## Action item
Every line from the top of the material through the line holding "mesh | 8 × 8 × 2 |" should be copied exactly, and only those lines.

## Data for review
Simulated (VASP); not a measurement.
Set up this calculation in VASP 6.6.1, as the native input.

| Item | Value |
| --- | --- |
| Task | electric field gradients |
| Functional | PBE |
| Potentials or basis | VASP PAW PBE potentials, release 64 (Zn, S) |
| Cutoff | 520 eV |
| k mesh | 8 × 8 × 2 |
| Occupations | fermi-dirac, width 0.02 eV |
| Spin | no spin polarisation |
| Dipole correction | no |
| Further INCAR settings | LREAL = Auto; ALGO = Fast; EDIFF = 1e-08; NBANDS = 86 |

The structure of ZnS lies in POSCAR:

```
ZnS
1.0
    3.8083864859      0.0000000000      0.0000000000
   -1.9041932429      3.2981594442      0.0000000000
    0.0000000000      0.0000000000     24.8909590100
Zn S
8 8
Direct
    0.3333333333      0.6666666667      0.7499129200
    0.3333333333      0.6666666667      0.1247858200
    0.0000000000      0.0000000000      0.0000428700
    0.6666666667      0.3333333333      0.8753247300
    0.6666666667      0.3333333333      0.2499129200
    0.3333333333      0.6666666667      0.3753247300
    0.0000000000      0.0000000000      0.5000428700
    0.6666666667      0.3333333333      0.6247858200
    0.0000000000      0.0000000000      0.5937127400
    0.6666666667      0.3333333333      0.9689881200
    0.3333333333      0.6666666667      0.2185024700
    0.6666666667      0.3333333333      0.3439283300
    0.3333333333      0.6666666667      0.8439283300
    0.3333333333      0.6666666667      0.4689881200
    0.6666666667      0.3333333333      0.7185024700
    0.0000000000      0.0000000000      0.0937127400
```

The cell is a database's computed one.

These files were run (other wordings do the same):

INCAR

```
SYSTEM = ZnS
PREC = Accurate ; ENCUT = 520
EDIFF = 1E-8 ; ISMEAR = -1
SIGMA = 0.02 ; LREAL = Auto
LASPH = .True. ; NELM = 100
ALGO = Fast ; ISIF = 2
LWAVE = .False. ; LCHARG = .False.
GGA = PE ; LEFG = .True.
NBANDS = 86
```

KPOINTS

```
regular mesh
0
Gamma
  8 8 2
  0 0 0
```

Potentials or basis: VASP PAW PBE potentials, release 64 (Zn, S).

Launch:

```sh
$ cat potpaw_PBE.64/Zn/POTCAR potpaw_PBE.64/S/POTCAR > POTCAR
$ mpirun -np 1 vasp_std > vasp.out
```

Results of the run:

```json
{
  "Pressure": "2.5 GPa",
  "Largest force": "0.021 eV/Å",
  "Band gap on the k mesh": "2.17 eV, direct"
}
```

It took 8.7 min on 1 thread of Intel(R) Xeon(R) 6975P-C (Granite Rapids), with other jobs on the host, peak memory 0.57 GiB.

## Exercise solution
Simulated (VASP); not a measurement.
Set up this calculation in VASP 6.6.1, as the native input.

| Item | Value |
| --- | --- |
| Task | electric field gradients |
| Functional | PBE |
| Potentials or basis | VASP PAW PBE potentials, release 64 (Zn, S) |
| Cutoff | 520 eV |
| k mesh | 8 × 8 × 2 |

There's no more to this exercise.